**Listed entries**
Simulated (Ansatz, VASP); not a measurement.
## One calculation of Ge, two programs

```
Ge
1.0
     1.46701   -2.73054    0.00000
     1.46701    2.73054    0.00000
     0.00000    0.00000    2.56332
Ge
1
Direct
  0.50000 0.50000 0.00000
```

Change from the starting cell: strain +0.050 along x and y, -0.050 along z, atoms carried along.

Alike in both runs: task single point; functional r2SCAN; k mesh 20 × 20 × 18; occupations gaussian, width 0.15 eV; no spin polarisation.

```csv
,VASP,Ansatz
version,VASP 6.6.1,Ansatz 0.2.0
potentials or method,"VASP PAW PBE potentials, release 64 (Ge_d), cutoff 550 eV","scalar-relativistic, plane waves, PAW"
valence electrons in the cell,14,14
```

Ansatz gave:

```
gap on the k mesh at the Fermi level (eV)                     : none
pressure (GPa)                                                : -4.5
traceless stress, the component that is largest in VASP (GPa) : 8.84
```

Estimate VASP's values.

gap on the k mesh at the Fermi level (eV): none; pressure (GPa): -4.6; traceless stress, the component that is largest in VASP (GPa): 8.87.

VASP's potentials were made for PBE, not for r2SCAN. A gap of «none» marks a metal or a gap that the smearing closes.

**Work task**
Set down the lines above as they stand, starting with the first line and ending with the line that contains "gap on the k mesh at the Fermi level (eV): none;".

**Task result**
Simulated (Ansatz, VASP); not a measurement.
## One calculation of Ge, two programs

```
Ge
1.0
     1.46701   -2.73054    0.00000
     1.46701    2.73054    0.00000
     0.00000    0.00000    2.56332
Ge
1
Direct
  0.50000 0.50000 0.00000
```

Change from the starting cell: strain +0.050 along x and y, -0.050 along z, atoms carried along.

Alike in both runs: task single point; functional r2SCAN; k mesh 20 × 20 × 18; occupations gaussian, width 0.15 eV; no spin polarisation.

```csv
,VASP,Ansatz
version,VASP 6.6.1,Ansatz 0.2.0
potentials or method,"VASP PAW PBE potentials, release 64 (Ge_d), cutoff 550 eV","scalar-relativistic, plane waves, PAW"
valence electrons in the cell,14,14
```

Ansatz gave:

```
gap on the k mesh at the Fermi level (eV)                     : none
pressure (GPa)                                                : -4.5
traceless stress, the component that is largest in VASP (GPa) : 8.84
```

Estimate VASP's values.

gap on the k mesh at the Fermi level (eV): none; pressure (GPa): -4.6; traceless stress, the component that is largest in VASP (GPa): 8.87.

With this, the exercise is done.